-------------------------
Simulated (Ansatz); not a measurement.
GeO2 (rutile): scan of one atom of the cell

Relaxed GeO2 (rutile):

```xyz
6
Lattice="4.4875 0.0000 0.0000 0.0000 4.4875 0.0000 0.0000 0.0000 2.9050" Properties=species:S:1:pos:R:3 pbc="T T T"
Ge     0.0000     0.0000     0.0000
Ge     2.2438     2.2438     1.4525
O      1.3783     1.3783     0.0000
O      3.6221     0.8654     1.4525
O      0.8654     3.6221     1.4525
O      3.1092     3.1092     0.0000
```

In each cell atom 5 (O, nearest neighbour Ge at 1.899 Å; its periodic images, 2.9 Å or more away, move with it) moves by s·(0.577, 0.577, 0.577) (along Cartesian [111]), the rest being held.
-------------------------

Line by line, repeat the listing exactly as written.

EXERCISE OUTPUT:
Simulated (Ansatz); not a measurement.
GeO2 (rutile): scan of one atom of the cell

Relaxed GeO2 (rutile):

```xyz
6
Lattice="4.4875 0.0000 0.0000 0.0000 4.4875 0.0000 0.0000 0.0000 2.9050" Properties=species:S:1:pos:R:3 pbc="T T T"
Ge     0.0000     0.0000     0.0000
Ge     2.2438     2.2438     1.4525
O      1.3783     1.3783     0.0000
O      3.6221     0.8654     1.4525
O      0.8654     3.6221     1.4525
O      3.1092     3.1092     0.0000
```

In each cell atom 5 (O, nearest neighbour Ge at 1.899 Å; its periodic images, 2.9 Å or more away, move with it) moves by s·(0.577, 0.577, 0.577) (along Cartesian [111]), the rest being held.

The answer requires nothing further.